TASK ITEM
Restate the listing below word for word.

SOURCE MATERIAL
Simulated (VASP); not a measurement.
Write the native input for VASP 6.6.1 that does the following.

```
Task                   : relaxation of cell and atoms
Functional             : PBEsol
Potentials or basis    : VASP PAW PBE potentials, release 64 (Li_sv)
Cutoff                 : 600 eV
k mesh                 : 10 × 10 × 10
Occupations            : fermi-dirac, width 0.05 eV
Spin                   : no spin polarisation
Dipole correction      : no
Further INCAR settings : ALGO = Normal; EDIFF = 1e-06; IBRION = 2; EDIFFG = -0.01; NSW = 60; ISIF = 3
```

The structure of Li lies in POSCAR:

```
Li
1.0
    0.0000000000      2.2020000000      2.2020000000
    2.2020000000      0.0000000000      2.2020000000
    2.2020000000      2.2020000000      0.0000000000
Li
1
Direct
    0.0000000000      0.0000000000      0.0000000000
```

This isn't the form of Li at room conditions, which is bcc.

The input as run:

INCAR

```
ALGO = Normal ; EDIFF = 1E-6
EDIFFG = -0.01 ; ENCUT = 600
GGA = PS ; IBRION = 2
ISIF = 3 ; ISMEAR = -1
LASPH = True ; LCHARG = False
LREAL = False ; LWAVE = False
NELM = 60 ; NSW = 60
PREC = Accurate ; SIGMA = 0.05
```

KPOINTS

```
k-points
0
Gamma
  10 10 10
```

TASK SOLUTION
Simulated (VASP); not a measurement.
Write the native input for VASP 6.6.1 that does the following.

```
Task                   : relaxation of cell and atoms
Functional             : PBEsol
Potentials or basis    : VASP PAW PBE potentials, release 64 (Li_sv)
Cutoff                 : 600 eV
k mesh                 : 10 × 10 × 10
Occupations            : fermi-dirac, width 0.05 eV
Spin                   : no spin polarisation
Dipole correction      : no
Further INCAR settings : ALGO = Normal; EDIFF = 1e-06; IBRION = 2; EDIFFG = -0.01; NSW = 60; ISIF = 3
```

The structure of Li lies in POSCAR:

```
Li
1.0
    0.0000000000      2.2020000000      2.2020000000
    2.2020000000      0.0000000000      2.2020000000
    2.2020000000      2.2020000000      0.0000000000
Li
1
Direct
    0.0000000000      0.0000000000      0.0000000000
```

This isn't the form of Li at room conditions, which is bcc.

The input as run:

INCAR

```
ALGO = Normal ; EDIFF = 1E-6
EDIFFG = -0.01 ; ENCUT = 600
GGA = PS ; IBRION = 2
ISIF = 3 ; ISMEAR = -1
LASPH = True ; LCHARG = False
LREAL = False ; LWAVE = False
NELM = 60 ; NSW = 60
PREC = Accurate ; SIGMA = 0.05
```

KPOINTS

```
k-points
0
Gamma
  10 10 10
```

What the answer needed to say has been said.